[[ RAW DATA, beginning ]]

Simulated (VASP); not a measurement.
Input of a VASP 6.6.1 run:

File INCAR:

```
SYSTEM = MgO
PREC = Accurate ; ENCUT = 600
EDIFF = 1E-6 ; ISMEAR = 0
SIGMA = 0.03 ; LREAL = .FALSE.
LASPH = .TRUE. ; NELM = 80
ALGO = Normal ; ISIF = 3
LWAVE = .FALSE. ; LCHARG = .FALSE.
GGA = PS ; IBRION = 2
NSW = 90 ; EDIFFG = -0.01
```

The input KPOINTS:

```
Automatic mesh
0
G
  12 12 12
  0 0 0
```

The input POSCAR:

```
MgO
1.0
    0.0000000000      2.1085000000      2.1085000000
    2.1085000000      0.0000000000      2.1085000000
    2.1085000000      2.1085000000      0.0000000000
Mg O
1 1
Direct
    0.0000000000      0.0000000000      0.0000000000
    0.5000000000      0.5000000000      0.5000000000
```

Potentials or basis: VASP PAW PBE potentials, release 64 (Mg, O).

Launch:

[[ RAW DATA, end ]]

* _ASSIGNED TASK_
Output the listing in full. Leave every line unchanged.

* _ANSWER SECTION_
Simulated (VASP); not a measurement.
Input of a VASP 6.6.1 run:

File INCAR:

```
SYSTEM = MgO
PREC = Accurate ; ENCUT = 600
EDIFF = 1E-6 ; ISMEAR = 0
SIGMA = 0.03 ; LREAL = .FALSE.
LASPH = .TRUE. ; NELM = 80
ALGO = Normal ; ISIF = 3
LWAVE = .FALSE. ; LCHARG = .FALSE.
GGA = PS ; IBRION = 2
NSW = 90 ; EDIFFG = -0.01
```

The input KPOINTS:

```
Automatic mesh
0
G
  12 12 12
  0 0 0
```

The input POSCAR:

```
MgO
1.0
    0.0000000000      2.1085000000      2.1085000000
    2.1085000000      0.0000000000      2.1085000000
    2.1085000000      2.1085000000      0.0000000000
Mg O
1 1
Direct
    0.0000000000      0.0000000000      0.0000000000
    0.5000000000      0.5000000000      0.5000000000
```

Potentials or basis: VASP PAW PBE potentials, release 64 (Mg, O).

Launch:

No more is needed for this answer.